» **REQUIREMENT**
Return every record in full. Match each one exactly.

***** PROVIDED DATA *****
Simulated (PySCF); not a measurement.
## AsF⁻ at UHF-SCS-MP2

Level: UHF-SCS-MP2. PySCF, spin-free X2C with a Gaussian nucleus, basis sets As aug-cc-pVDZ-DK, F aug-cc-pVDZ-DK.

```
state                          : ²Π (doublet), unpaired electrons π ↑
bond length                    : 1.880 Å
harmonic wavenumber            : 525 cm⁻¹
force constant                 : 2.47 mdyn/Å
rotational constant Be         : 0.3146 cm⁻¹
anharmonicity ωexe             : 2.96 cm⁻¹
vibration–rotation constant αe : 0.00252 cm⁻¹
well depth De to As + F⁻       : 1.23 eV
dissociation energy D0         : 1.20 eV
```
*****

» **REPLY**
Simulated (PySCF); not a measurement.
## AsF⁻ at UHF-SCS-MP2

Level: UHF-SCS-MP2. PySCF, spin-free X2C with a Gaussian nucleus, basis sets As aug-cc-pVDZ-DK, F aug-cc-pVDZ-DK.

```
state                          : ²Π (doublet), unpaired electrons π ↑
bond length                    : 1.880 Å
harmonic wavenumber            : 525 cm⁻¹
force constant                 : 2.47 mdyn/Å
rotational constant Be         : 0.3146 cm⁻¹
anharmonicity ωexe             : 2.96 cm⁻¹
vibration–rotation constant αe : 0.00252 cm⁻¹
well depth De to As + F⁻       : 1.23 eV
dissociation energy D0         : 1.20 eV
```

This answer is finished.